►
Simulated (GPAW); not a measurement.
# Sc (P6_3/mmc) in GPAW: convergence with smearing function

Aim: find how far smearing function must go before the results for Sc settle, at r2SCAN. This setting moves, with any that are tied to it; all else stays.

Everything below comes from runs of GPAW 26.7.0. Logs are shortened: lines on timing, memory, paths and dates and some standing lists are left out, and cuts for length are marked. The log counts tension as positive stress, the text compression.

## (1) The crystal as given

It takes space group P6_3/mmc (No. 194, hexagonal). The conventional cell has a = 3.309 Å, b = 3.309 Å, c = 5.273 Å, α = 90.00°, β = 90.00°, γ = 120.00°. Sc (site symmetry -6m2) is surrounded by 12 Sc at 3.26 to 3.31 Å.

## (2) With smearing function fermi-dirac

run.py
◄

Starting with the first line of the entries and ending with the line that has "## (2) With smearing function fermi-dirac", copy each line exactly and add nothing.

▸ **Answer box**
Simulated (GPAW); not a measurement.
# Sc (P6_3/mmc) in GPAW: convergence with smearing function

Aim: find how far smearing function must go before the results for Sc settle, at r2SCAN. This setting moves, with any that are tied to it; all else stays.

Everything below comes from runs of GPAW 26.7.0. Logs are shortened: lines on timing, memory, paths and dates and some standing lists are left out, and cuts for length are marked. The log counts tension as positive stress, the text compression.

## (1) The crystal as given

It takes space group P6_3/mmc (No. 194, hexagonal). The conventional cell has a = 3.309 Å, b = 3.309 Å, c = 5.273 Å, α = 90.00°, β = 90.00°, γ = 120.00°. Sc (site symmetry -6m2) is surrounded by 12 Sc at 3.26 to 3.31 Å.

## (2) With smearing function fermi-dirac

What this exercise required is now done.